*** RAW DATA ***
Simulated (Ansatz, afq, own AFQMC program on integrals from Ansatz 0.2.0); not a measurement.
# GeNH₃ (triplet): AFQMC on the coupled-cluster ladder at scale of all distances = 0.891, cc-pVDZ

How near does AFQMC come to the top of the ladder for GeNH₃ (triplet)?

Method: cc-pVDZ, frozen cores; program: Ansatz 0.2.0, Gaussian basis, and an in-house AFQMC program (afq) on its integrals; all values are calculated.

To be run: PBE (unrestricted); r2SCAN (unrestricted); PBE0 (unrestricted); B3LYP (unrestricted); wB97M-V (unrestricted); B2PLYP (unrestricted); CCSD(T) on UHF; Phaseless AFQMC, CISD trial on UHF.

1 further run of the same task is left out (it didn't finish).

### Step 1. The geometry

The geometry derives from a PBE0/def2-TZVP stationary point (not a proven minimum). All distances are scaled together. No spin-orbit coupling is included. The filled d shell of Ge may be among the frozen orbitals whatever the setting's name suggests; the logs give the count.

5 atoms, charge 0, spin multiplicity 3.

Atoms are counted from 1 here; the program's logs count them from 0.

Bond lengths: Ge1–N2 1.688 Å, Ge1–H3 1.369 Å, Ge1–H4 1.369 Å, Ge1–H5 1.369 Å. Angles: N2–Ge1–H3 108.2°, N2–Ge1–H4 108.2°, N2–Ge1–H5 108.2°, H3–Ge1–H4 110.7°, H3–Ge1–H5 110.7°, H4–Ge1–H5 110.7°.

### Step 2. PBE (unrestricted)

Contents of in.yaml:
*** End of RAW DATA ***

(TASK ITEM):
Your output is to be the lines of the listing, exact and complete, starting at the first and ending with the line that contains "5 atoms, charge 0, spin multiplicity 3.".

(ANSWER SPACE):
Simulated (Ansatz, afq, own AFQMC program on integrals from Ansatz 0.2.0); not a measurement.
# GeNH₃ (triplet): AFQMC on the coupled-cluster ladder at scale of all distances = 0.891, cc-pVDZ

How near does AFQMC come to the top of the ladder for GeNH₃ (triplet)?

Method: cc-pVDZ, frozen cores; program: Ansatz 0.2.0, Gaussian basis, and an in-house AFQMC program (afq) on its integrals; all values are calculated.

To be run: PBE (unrestricted); r2SCAN (unrestricted); PBE0 (unrestricted); B3LYP (unrestricted); wB97M-V (unrestricted); B2PLYP (unrestricted); CCSD(T) on UHF; Phaseless AFQMC, CISD trial on UHF.

1 further run of the same task is left out (it didn't finish).

### Step 1. The geometry

The geometry derives from a PBE0/def2-TZVP stationary point (not a proven minimum). All distances are scaled together. No spin-orbit coupling is included. The filled d shell of Ge may be among the frozen orbitals whatever the setting's name suggests; the logs give the count.

5 atoms, charge 0, spin multiplicity 3.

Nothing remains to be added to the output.